_WORK TASK_
What appears from the first line of the records below through the line containing "Measured, for comparison: bulk" must be reproduced verbatim.

_LISTED RECORDS_
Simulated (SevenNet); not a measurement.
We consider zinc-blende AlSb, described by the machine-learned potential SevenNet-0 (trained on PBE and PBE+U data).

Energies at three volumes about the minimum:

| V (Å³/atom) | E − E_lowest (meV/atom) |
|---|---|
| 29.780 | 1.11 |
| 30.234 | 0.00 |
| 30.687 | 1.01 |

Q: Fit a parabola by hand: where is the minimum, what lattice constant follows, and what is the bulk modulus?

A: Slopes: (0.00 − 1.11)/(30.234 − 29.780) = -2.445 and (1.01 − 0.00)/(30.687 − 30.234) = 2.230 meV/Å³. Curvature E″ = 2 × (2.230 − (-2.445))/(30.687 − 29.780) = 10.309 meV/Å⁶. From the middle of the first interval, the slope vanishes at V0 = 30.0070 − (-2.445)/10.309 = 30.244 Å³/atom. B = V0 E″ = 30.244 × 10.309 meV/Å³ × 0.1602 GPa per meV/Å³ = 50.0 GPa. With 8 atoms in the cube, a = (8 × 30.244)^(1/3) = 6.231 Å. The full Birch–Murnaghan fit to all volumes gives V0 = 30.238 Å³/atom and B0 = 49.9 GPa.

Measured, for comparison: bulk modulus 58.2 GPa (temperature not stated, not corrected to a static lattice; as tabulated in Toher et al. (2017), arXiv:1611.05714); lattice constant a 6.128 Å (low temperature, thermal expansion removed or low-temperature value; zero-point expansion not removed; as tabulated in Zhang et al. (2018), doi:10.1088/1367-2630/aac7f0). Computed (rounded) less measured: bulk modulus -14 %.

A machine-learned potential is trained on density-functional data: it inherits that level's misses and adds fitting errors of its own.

_RESPONSE AREA_
Simulated (SevenNet); not a measurement.
We consider zinc-blende AlSb, described by the machine-learned potential SevenNet-0 (trained on PBE and PBE+U data).

Energies at three volumes about the minimum:

| V (Å³/atom) | E − E_lowest (meV/atom) |
|---|---|
| 29.780 | 1.11 |
| 30.234 | 0.00 |
| 30.687 | 1.01 |

Q: Fit a parabola by hand: where is the minimum, what lattice constant follows, and what is the bulk modulus?

A: Slopes: (0.00 − 1.11)/(30.234 − 29.780) = -2.445 and (1.01 − 0.00)/(30.687 − 30.234) = 2.230 meV/Å³. Curvature E″ = 2 × (2.230 − (-2.445))/(30.687 − 29.780) = 10.309 meV/Å⁶. From the middle of the first interval, the slope vanishes at V0 = 30.0070 − (-2.445)/10.309 = 30.244 Å³/atom. B = V0 E″ = 30.244 × 10.309 meV/Å³ × 0.1602 GPa per meV/Å³ = 50.0 GPa. With 8 atoms in the cube, a = (8 × 30.244)^(1/3) = 6.231 Å. The full Birch–Murnaghan fit to all volumes gives V0 = 30.238 Å³/atom and B0 = 49.9 GPa.

Measured, for comparison: bulk modulus 58.2 GPa (temperature not stated, not corrected to a static lattice; as tabulated in Toher et al. (2017), arXiv:1611.05714); lattice constant a 6.128 Å (low temperature, thermal expansion removed or low-temperature value; zero-point expansion not removed; as tabulated in Zhang et al. (2018), doi:10.1088/1367-2630/aac7f0). Computed (rounded) less measured: bulk modulus -14 %.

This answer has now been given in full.